*RECORDED DATA*.
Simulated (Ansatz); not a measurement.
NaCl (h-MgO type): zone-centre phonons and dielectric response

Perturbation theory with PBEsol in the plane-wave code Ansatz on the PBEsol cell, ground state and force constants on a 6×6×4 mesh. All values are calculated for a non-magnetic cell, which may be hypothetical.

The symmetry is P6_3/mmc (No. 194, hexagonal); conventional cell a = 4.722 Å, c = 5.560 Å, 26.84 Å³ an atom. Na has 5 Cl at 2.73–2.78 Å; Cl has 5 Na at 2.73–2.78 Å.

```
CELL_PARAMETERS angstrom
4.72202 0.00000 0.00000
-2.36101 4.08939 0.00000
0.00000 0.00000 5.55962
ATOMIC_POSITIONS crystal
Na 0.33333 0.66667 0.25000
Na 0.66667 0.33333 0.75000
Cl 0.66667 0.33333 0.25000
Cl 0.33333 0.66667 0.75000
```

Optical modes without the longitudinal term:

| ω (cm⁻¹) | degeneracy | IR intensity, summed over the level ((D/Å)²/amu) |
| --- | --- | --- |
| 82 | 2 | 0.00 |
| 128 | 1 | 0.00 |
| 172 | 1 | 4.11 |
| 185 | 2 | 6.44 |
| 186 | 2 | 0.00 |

*WORK ITEM*.
Retype word for word everything in the listing above from the line that holds "82 | 2 | 0.00 |" down to the line that holds "185 | 2 | 6.44 |". Keep both end lines and leave out the rest.

*TASK RESPONSE*.
| 82 | 2 | 0.00 |
| 128 | 1 | 0.00 |
| 172 | 1 | 4.11 |
| 185 | 2 | 6.44 |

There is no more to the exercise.